▶ Dataset excerpts:
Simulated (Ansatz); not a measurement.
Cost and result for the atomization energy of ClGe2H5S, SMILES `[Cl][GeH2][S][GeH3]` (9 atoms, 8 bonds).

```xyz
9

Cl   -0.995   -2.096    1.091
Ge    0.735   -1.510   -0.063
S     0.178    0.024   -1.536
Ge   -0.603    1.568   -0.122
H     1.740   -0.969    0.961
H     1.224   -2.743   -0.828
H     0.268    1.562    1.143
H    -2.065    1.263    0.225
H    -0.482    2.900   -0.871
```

▶ Required action:
The entire listing above, every line of it, should be copied out exactly.

▶ Exercise response:
Simulated (Ansatz); not a measurement.
Cost and result for the atomization energy of ClGe2H5S, SMILES `[Cl][GeH2][S][GeH3]` (9 atoms, 8 bonds).

```xyz
9

Cl   -0.995   -2.096    1.091
Ge    0.735   -1.510   -0.063
S     0.178    0.024   -1.536
Ge   -0.603    1.568   -0.122
H     1.740   -0.969    0.961
H     1.224   -2.743   -0.828
H     0.268    1.562    1.143
H    -2.065    1.263    0.225
H    -0.482    2.900   -0.871
```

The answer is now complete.